:: WORK ORDER ::
From the very first line down to the line containing "- maxiter: 100", write out the material exactly as it appears, and no more.

START STUDY MATERIAL
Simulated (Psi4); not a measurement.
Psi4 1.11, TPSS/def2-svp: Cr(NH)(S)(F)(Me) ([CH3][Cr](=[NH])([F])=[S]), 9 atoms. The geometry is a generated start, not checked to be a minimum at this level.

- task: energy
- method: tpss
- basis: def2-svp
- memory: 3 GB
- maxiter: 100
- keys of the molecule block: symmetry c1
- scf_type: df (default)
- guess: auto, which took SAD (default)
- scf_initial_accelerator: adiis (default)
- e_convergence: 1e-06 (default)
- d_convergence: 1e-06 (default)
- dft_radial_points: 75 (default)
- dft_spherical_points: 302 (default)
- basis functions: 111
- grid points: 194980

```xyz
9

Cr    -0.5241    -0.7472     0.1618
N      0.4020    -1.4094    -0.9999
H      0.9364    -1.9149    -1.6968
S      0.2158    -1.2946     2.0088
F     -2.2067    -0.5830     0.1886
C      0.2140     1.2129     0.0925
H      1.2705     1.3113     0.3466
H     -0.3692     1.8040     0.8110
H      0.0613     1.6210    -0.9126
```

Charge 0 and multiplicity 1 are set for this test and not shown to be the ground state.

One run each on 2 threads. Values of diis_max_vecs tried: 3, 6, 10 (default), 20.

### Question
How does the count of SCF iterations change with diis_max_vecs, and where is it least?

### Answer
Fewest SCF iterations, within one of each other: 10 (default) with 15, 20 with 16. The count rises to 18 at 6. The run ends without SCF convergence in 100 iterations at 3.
END STUDY MATERIAL

:: ANSWER BOX ::
Simulated (Psi4); not a measurement.
Psi4 1.11, TPSS/def2-svp: Cr(NH)(S)(F)(Me) ([CH3][Cr](=[NH])([F])=[S]), 9 atoms. The geometry is a generated start, not checked to be a minimum at this level.

- task: energy
- method: tpss
- basis: def2-svp
- memory: 3 GB
- maxiter: 100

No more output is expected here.